Every line of the material must be written out again unchanged.

**DATA EXCERPTS**
========

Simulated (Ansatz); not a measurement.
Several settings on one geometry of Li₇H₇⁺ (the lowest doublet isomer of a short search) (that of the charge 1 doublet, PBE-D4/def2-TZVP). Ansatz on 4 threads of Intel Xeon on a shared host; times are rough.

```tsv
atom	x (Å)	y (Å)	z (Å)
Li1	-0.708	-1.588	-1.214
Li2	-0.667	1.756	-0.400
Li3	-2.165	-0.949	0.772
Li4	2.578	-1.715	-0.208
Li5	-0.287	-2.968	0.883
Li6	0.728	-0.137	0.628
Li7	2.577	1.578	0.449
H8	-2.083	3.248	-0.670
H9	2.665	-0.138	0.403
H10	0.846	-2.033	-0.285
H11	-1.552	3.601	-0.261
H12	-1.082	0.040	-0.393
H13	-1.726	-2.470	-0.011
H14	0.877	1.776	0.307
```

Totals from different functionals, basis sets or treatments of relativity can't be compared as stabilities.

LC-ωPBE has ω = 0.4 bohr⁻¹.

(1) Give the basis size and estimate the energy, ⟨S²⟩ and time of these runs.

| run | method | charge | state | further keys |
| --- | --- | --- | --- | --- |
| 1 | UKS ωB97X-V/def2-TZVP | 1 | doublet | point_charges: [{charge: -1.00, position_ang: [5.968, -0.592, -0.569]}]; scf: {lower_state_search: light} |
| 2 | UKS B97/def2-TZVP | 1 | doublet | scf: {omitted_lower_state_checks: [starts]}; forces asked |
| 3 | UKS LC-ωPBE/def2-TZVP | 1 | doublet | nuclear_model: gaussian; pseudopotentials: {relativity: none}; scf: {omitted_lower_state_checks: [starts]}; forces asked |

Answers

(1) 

========

**YOUR RESPONSE**
Simulated (Ansatz); not a measurement.
Several settings on one geometry of Li₇H₇⁺ (the lowest doublet isomer of a short search) (that of the charge 1 doublet, PBE-D4/def2-TZVP). Ansatz on 4 threads of Intel Xeon on a shared host; times are rough.

```tsv
atom	x (Å)	y (Å)	z (Å)
Li1	-0.708	-1.588	-1.214
Li2	-0.667	1.756	-0.400
Li3	-2.165	-0.949	0.772
Li4	2.578	-1.715	-0.208
Li5	-0.287	-2.968	0.883
Li6	0.728	-0.137	0.628
Li7	2.577	1.578	0.449
H8	-2.083	3.248	-0.670
H9	2.665	-0.138	0.403
H10	0.846	-2.033	-0.285
H11	-1.552	3.601	-0.261
H12	-1.082	0.040	-0.393
H13	-1.726	-2.470	-0.011
H14	0.877	1.776	0.307
```

Totals from different functionals, basis sets or treatments of relativity can't be compared as stabilities.

LC-ωPBE has ω = 0.4 bohr⁻¹.

(1) Give the basis size and estimate the energy, ⟨S²⟩ and time of these runs.

| run | method | charge | state | further keys |
| --- | --- | --- | --- | --- |
| 1 | UKS ωB97X-V/def2-TZVP | 1 | doublet | point_charges: [{charge: -1.00, position_ang: [5.968, -0.592, -0.569]}]; scf: {lower_state_search: light} |
| 2 | UKS B97/def2-TZVP | 1 | doublet | scf: {omitted_lower_state_checks: [starts]}; forces asked |
| 3 | UKS LC-ωPBE/def2-TZVP | 1 | doublet | nuclear_model: gaussian; pseudopotentials: {relativity: none}; scf: {omitted_lower_state_checks: [starts]}; forces asked |

Answers

(1) 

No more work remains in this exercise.